Dataset records:
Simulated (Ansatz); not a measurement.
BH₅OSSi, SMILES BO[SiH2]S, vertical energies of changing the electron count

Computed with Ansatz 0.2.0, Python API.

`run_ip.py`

Work instruction: Take the entries above and write them out again unchanged.

Result:
Simulated (Ansatz); not a measurement.
BH₅OSSi, SMILES BO[SiH2]S, vertical energies of changing the electron count

Computed with Ansatz 0.2.0, Python API.

`run_ip.py`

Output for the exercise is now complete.